BEGIN EXTRACTED MATERIAL
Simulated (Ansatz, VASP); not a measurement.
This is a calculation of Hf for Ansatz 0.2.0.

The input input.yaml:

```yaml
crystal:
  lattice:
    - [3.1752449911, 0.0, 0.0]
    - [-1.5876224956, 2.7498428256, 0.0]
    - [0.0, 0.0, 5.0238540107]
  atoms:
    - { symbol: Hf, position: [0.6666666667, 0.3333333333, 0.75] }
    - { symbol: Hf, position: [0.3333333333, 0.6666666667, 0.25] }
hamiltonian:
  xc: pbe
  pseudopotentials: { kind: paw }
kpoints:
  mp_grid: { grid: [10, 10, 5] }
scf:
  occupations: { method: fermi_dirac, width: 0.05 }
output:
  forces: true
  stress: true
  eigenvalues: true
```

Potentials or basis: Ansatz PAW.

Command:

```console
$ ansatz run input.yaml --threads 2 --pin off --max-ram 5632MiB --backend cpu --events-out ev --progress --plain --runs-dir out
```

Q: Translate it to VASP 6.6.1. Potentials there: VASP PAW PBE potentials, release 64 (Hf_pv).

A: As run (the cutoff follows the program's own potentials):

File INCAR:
END EXTRACTED MATERIAL

WORK ORDER:
Output each record precisely as written.

WRITTEN ANSWER:
Simulated (Ansatz, VASP); not a measurement.
This is a calculation of Hf for Ansatz 0.2.0.

The input input.yaml:

```yaml
crystal:
  lattice:
    - [3.1752449911, 0.0, 0.0]
    - [-1.5876224956, 2.7498428256, 0.0]
    - [0.0, 0.0, 5.0238540107]
  atoms:
    - { symbol: Hf, position: [0.6666666667, 0.3333333333, 0.75] }
    - { symbol: Hf, position: [0.3333333333, 0.6666666667, 0.25] }
hamiltonian:
  xc: pbe
  pseudopotentials: { kind: paw }
kpoints:
  mp_grid: { grid: [10, 10, 5] }
scf:
  occupations: { method: fermi_dirac, width: 0.05 }
output:
  forces: true
  stress: true
  eigenvalues: true
```

Potentials or basis: Ansatz PAW.

Command:

```console
$ ansatz run input.yaml --threads 2 --pin off --max-ram 5632MiB --backend cpu --events-out ev --progress --plain --runs-dir out
```

Q: Translate it to VASP 6.6.1. Potentials there: VASP PAW PBE potentials, release 64 (Hf_pv).

A: As run (the cutoff follows the program's own potentials):

File INCAR:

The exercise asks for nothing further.